Data extracts
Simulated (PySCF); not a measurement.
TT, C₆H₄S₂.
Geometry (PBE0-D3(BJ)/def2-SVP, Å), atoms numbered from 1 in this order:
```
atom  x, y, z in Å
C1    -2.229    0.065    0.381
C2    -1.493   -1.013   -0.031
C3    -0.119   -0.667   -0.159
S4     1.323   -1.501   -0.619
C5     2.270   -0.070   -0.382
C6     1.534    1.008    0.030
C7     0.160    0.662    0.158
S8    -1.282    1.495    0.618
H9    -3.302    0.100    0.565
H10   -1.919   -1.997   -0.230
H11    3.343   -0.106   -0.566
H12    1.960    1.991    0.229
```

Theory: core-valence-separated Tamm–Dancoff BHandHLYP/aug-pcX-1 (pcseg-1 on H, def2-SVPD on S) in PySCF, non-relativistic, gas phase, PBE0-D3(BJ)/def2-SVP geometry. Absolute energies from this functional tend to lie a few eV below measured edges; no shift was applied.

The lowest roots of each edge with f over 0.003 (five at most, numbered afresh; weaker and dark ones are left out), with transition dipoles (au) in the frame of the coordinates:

Action item
Output the material above, all of it, exactly.

Written reply
Simulated (PySCF); not a measurement.
TT, C₆H₄S₂.
Geometry (PBE0-D3(BJ)/def2-SVP, Å), atoms numbered from 1 in this order:
```
atom  x, y, z in Å
C1    -2.229    0.065    0.381
C2    -1.493   -1.013   -0.031
C3    -0.119   -0.667   -0.159
S4     1.323   -1.501   -0.619
C5     2.270   -0.070   -0.382
C6     1.534    1.008    0.030
C7     0.160    0.662    0.158
S8    -1.282    1.495    0.618
H9    -3.302    0.100    0.565
H10   -1.919   -1.997   -0.230
H11    3.343   -0.106   -0.566
H12    1.960    1.991    0.229
```

Theory: core-valence-separated Tamm–Dancoff BHandHLYP/aug-pcX-1 (pcseg-1 on H, def2-SVPD on S) in PySCF, non-relativistic, gas phase, PBE0-D3(BJ)/def2-SVP geometry. Absolute energies from this functional tend to lie a few eV below measured edges; no shift was applied.

The lowest roots of each edge with f over 0.003 (five at most, numbered afresh; weaker and dark ones are left out), with transition dipoles (au) in the frame of the coordinates:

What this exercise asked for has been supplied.